■ **Work task**: Output every entry exactly as given.

[The data — start]

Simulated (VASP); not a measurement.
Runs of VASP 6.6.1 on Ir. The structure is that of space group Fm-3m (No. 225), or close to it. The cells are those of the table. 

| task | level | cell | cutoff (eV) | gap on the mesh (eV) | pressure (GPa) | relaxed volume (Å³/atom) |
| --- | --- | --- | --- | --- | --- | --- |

[The data — finish]

■ **Task result**:
Simulated (VASP); not a measurement.
Runs of VASP 6.6.1 on Ir. The structure is that of space group Fm-3m (No. 225), or close to it. The cells are those of the table. 

| task | level | cell | cutoff (eV) | gap on the mesh (eV) | pressure (GPa) | relaxed volume (Å³/atom) |
| --- | --- | --- | --- | --- | --- | --- |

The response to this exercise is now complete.